**Work request:**
Set down each line from the start of the material exactly, please, up to and including the one that contains "# TaN: VASP beside Ansatz".

**Record excerpts:**
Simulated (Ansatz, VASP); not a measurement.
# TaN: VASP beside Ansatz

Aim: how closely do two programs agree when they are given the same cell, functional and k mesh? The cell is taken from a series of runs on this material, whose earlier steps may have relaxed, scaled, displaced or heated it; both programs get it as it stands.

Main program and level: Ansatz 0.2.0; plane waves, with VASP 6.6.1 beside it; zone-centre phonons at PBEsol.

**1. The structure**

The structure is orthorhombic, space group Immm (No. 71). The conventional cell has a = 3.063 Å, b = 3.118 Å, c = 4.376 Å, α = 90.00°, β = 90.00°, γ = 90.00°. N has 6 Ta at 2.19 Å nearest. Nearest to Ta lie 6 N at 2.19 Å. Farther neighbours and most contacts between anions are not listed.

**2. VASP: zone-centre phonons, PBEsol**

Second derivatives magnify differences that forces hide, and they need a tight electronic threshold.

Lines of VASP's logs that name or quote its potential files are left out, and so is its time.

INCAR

**Written response:**
Simulated (Ansatz, VASP); not a measurement.
# TaN: VASP beside Ansatz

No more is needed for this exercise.